Given records:
....

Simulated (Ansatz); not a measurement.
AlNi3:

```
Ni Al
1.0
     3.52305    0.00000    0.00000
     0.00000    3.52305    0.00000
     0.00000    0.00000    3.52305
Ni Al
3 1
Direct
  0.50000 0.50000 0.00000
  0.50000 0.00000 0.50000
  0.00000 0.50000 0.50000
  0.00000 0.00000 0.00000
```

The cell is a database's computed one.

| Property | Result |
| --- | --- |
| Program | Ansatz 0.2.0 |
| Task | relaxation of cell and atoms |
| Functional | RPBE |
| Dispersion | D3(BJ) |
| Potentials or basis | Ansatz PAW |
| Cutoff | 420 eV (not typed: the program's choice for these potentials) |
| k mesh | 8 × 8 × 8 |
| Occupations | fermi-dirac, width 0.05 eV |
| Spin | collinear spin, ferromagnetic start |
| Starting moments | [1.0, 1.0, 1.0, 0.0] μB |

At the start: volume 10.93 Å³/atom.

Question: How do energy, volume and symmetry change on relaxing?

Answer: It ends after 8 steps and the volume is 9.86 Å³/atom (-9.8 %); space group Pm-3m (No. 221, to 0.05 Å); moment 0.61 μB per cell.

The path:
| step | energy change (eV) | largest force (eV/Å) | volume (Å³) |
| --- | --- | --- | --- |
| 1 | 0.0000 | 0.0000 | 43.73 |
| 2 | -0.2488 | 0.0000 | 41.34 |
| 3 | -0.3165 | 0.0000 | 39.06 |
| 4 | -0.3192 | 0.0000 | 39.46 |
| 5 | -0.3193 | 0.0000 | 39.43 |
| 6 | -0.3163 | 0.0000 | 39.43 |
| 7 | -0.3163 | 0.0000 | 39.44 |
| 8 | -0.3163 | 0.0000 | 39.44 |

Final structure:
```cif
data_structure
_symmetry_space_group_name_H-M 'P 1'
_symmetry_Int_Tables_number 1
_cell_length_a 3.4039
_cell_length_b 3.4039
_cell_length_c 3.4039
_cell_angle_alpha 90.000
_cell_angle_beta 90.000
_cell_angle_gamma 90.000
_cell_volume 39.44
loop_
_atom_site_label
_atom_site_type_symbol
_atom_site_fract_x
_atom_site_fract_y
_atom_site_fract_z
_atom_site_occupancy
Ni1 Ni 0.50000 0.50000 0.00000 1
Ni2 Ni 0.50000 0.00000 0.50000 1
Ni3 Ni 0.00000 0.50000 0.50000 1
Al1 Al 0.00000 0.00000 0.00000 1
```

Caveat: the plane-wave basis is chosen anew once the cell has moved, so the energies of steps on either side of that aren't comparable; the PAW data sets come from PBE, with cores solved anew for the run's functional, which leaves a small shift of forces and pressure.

....

Exercise: The answer should hold only the lines from the start of the records above through the line containing "width 0.05 eV |", each set down exactly.

Exercise output:
Simulated (Ansatz); not a measurement.
AlNi3:

```
Ni Al
1.0
     3.52305    0.00000    0.00000
     0.00000    3.52305    0.00000
     0.00000    0.00000    3.52305
Ni Al
3 1
Direct
  0.50000 0.50000 0.00000
  0.50000 0.00000 0.50000
  0.00000 0.50000 0.50000
  0.00000 0.00000 0.00000
```

The cell is a database's computed one.

| Property | Result |
| --- | --- |
| Program | Ansatz 0.2.0 |
| Task | relaxation of cell and atoms |
| Functional | RPBE |
| Dispersion | D3(BJ) |
| Potentials or basis | Ansatz PAW |
| Cutoff | 420 eV (not typed: the program's choice for these potentials) |
| k mesh | 8 × 8 × 8 |
| Occupations | fermi-dirac, width 0.05 eV |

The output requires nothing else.